Start of Data provided

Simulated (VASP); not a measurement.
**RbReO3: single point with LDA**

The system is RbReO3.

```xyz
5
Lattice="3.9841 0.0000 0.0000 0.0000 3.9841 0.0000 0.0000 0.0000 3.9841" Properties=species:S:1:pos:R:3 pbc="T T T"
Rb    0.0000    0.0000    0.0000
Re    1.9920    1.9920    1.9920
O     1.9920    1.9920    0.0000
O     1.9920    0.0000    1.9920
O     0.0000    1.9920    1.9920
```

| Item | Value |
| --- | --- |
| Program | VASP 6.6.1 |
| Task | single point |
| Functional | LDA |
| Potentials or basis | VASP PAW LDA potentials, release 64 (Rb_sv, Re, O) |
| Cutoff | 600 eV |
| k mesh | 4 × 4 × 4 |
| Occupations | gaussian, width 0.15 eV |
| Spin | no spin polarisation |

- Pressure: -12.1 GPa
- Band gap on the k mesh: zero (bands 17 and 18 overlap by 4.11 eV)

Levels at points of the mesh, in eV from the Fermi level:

End of Data provided

• Requirement
Print only the lines from the top of the data above down to the line holding "- Band gap on", inclusive.

• Worked solution
Simulated (VASP); not a measurement.
**RbReO3: single point with LDA**

The system is RbReO3.

```xyz
5
Lattice="3.9841 0.0000 0.0000 0.0000 3.9841 0.0000 0.0000 0.0000 3.9841" Properties=species:S:1:pos:R:3 pbc="T T T"
Rb    0.0000    0.0000    0.0000
Re    1.9920    1.9920    1.9920
O     1.9920    1.9920    0.0000
O     1.9920    0.0000    1.9920
O     0.0000    1.9920    1.9920
```

| Item | Value |
| --- | --- |
| Program | VASP 6.6.1 |
| Task | single point |
| Functional | LDA |
| Potentials or basis | VASP PAW LDA potentials, release 64 (Rb_sv, Re, O) |
| Cutoff | 600 eV |
| k mesh | 4 × 4 × 4 |
| Occupations | gaussian, width 0.15 eV |
| Spin | no spin polarisation |

- Pressure: -12.1 GPa
- Band gap on the k mesh: zero (bands 17 and 18 overlap by 4.11 eV)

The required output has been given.